» GIVEN ENTRIES:
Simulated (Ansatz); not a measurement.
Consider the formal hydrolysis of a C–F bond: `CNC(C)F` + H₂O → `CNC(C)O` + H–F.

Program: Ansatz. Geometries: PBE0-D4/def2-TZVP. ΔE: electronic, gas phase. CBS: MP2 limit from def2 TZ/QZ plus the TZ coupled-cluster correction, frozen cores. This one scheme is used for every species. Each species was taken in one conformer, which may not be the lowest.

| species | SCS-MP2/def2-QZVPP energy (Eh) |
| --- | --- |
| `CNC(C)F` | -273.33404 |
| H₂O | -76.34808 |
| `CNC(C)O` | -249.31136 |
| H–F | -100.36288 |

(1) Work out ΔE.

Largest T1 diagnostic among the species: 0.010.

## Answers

» BRIEF: Each line of the data above should appear again in your answer, exactly as given.

» SOLUTION:
Simulated (Ansatz); not a measurement.
Consider the formal hydrolysis of a C–F bond: `CNC(C)F` + H₂O → `CNC(C)O` + H–F.

Program: Ansatz. Geometries: PBE0-D4/def2-TZVP. ΔE: electronic, gas phase. CBS: MP2 limit from def2 TZ/QZ plus the TZ coupled-cluster correction, frozen cores. This one scheme is used for every species. Each species was taken in one conformer, which may not be the lowest.

| species | SCS-MP2/def2-QZVPP energy (Eh) |
| --- | --- |
| `CNC(C)F` | -273.33404 |
| H₂O | -76.34808 |
| `CNC(C)O` | -249.31136 |
| H–F | -100.36288 |

(1) Work out ΔE.

Largest T1 diagnostic among the species: 0.010.

## Answers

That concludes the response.